:: Required action ::
Copy out the listing exactly.

┌──

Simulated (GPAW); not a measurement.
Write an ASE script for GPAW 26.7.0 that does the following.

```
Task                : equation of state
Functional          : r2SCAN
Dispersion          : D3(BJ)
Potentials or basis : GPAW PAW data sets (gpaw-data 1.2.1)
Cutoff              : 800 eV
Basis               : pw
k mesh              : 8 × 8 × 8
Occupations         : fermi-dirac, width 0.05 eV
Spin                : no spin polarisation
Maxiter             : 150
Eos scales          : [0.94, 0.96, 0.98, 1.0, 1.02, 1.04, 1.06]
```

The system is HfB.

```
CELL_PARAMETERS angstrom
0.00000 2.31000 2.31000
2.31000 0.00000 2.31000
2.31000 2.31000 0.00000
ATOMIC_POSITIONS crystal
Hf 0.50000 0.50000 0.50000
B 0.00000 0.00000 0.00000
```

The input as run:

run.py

└──

:: Task result ::
Simulated (GPAW); not a measurement.
Write an ASE script for GPAW 26.7.0 that does the following.

```
Task                : equation of state
Functional          : r2SCAN
Dispersion          : D3(BJ)
Potentials or basis : GPAW PAW data sets (gpaw-data 1.2.1)
Cutoff              : 800 eV
Basis               : pw
k mesh              : 8 × 8 × 8
Occupations         : fermi-dirac, width 0.05 eV
Spin                : no spin polarisation
Maxiter             : 150
Eos scales          : [0.94, 0.96, 0.98, 1.0, 1.02, 1.04, 1.06]
```

The system is HfB.

```
CELL_PARAMETERS angstrom
0.00000 2.31000 2.31000
2.31000 0.00000 2.31000
2.31000 2.31000 0.00000
ATOMIC_POSITIONS crystal
Hf 0.50000 0.50000 0.50000
B 0.00000 0.00000 0.00000
```

The input as run:

run.py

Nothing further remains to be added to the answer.